(Work item): Transcribe exactly the lines that begin the material and continue through the line containing "Metal gate on". Leave out whatever follows.

(Source information):
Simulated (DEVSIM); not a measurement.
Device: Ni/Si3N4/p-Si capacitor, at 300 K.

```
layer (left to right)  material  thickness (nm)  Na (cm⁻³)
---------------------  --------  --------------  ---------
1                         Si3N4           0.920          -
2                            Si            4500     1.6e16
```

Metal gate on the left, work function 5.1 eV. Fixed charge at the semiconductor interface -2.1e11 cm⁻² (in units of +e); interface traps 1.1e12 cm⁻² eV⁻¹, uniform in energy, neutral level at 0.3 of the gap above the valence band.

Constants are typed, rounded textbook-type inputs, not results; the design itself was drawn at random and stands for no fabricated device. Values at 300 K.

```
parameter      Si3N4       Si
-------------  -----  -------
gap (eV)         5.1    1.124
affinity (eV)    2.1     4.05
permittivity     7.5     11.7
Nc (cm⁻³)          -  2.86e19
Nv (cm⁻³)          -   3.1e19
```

(Exercise result):
Simulated (DEVSIM); not a measurement.
Device: Ni/Si3N4/p-Si capacitor, at 300 K.

```
layer (left to right)  material  thickness (nm)  Na (cm⁻³)
---------------------  --------  --------------  ---------
1                         Si3N4           0.920          -
2                            Si            4500     1.6e16
```

Metal gate on the left, work function 5.1 eV. Fixed charge at the semiconductor interface -2.1e11 cm⁻² (in units of +e); interface traps 1.1e12 cm⁻² eV⁻¹, uniform in energy, neutral level at 0.3 of the gap above the valence band.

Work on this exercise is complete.